*** Block opens ***
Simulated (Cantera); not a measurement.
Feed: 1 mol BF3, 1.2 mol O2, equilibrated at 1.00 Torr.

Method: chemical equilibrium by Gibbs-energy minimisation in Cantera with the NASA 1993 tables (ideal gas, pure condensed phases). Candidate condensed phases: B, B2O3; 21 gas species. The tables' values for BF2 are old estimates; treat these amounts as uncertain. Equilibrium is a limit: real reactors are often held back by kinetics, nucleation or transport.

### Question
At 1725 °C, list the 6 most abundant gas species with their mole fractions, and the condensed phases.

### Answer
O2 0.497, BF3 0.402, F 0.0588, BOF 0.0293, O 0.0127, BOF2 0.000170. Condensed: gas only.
*** Block closes ***

Produce only the lines from the line containing "Method: chemical equilibrium" through the line containing "### Question", inclusive of both, exactly as they stand in the entries above.

> [ANSWER BOX]
Method: chemical equilibrium by Gibbs-energy minimisation in Cantera with the NASA 1993 tables (ideal gas, pure condensed phases). Candidate condensed phases: B, B2O3; 21 gas species. The tables' values for BF2 are old estimates; treat these amounts as uncertain. Equilibrium is a limit: real reactors are often held back by kinetics, nucleation or transport.

### Question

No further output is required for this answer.